_Records supplied_
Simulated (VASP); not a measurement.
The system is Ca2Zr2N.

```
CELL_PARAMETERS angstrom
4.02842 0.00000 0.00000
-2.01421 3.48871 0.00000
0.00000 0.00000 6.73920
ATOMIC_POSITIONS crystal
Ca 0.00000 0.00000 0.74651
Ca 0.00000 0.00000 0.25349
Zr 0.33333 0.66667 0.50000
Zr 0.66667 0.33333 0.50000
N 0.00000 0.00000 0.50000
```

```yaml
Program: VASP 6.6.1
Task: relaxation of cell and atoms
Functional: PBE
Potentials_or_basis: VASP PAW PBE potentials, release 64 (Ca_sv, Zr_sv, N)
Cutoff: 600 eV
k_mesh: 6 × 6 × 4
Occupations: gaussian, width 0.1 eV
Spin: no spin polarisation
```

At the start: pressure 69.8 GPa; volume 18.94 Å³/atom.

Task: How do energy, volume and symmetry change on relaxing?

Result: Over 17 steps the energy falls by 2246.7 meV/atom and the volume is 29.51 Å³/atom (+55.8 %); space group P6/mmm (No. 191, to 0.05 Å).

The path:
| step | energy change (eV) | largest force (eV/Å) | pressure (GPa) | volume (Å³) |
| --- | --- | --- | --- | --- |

_Work task_
Nothing in the records may be left out; transcribe all of them exactly.

_Response area_
Simulated (VASP); not a measurement.
The system is Ca2Zr2N.

```
CELL_PARAMETERS angstrom
4.02842 0.00000 0.00000
-2.01421 3.48871 0.00000
0.00000 0.00000 6.73920
ATOMIC_POSITIONS crystal
Ca 0.00000 0.00000 0.74651
Ca 0.00000 0.00000 0.25349
Zr 0.33333 0.66667 0.50000
Zr 0.66667 0.33333 0.50000
N 0.00000 0.00000 0.50000
```

```yaml
Program: VASP 6.6.1
Task: relaxation of cell and atoms
Functional: PBE
Potentials_or_basis: VASP PAW PBE potentials, release 64 (Ca_sv, Zr_sv, N)
Cutoff: 600 eV
k_mesh: 6 × 6 × 4
Occupations: gaussian, width 0.1 eV
Spin: no spin polarisation
```

At the start: pressure 69.8 GPa; volume 18.94 Å³/atom.

Task: How do energy, volume and symmetry change on relaxing?

Result: Over 17 steps the energy falls by 2246.7 meV/atom and the volume is 29.51 Å³/atom (+55.8 %); space group P6/mmm (No. 191, to 0.05 Å).

The path:
| step | energy change (eV) | largest force (eV/Å) | pressure (GPa) | volume (Å³) |
| --- | --- | --- | --- | --- |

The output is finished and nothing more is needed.